• EXTRACTED MATERIAL:
# # # # # # #
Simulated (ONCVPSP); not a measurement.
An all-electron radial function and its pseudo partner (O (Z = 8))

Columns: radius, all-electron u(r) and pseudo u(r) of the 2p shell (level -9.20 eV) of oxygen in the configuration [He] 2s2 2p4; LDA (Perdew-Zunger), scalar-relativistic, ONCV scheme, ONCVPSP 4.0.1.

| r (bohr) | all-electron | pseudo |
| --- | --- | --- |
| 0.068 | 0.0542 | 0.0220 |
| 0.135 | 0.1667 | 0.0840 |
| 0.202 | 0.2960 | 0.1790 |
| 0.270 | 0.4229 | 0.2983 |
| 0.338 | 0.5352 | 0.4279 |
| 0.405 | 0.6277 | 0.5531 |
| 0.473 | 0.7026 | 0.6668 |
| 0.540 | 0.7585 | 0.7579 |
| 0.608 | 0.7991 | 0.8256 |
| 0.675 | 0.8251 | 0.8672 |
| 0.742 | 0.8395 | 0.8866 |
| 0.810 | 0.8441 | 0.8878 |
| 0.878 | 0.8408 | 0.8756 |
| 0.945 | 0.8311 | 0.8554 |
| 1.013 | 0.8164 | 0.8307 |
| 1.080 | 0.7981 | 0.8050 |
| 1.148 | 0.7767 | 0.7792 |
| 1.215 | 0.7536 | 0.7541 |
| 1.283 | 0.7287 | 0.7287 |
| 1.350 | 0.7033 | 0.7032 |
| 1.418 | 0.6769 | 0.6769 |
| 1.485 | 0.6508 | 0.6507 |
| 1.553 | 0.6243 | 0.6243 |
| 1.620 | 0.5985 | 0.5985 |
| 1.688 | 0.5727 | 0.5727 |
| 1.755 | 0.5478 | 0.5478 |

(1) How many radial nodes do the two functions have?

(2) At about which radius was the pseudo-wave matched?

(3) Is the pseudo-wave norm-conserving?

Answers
# # # # # # #

• WORK INSTRUCTION: In exact wording, restate the lines of the data above from the first through the one holding "An all-electron radial", and stop after that line.

• TASK RESPONSE:
Simulated (ONCVPSP); not a measurement.
An all-electron radial function and its pseudo partner (O (Z = 8))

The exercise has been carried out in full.